**Source information**
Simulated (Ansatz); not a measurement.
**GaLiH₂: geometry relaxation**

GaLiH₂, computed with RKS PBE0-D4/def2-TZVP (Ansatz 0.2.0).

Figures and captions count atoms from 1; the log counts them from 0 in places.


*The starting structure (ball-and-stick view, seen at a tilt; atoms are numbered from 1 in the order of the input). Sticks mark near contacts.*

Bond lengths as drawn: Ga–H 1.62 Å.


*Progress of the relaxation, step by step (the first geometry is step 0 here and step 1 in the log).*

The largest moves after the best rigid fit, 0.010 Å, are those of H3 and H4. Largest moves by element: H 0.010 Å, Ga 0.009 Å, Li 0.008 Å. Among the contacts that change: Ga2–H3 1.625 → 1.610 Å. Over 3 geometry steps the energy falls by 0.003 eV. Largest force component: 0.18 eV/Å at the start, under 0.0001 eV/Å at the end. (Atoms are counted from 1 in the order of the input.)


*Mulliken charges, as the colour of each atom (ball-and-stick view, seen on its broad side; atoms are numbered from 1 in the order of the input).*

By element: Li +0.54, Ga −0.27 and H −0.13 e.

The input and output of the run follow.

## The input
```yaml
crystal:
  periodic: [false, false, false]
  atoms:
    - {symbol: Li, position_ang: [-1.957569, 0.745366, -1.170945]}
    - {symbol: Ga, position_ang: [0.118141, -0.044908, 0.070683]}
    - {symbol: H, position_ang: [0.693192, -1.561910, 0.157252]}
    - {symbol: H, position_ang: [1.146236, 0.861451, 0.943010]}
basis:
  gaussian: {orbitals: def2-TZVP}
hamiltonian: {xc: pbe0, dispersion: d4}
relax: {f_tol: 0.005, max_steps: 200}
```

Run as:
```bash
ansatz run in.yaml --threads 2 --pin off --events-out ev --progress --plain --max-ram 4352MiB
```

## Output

**Work order**
Output the lines of the records above exactly as they appear, from the line containing "mark near contacts.*" through the line containing "Bond lengths as drawn: Ga–H 1.62 Å.".

**Response area**
*The starting structure (ball-and-stick view, seen at a tilt; atoms are numbered from 1 in the order of the input). Sticks mark near contacts.*

Bond lengths as drawn: Ga–H 1.62 Å.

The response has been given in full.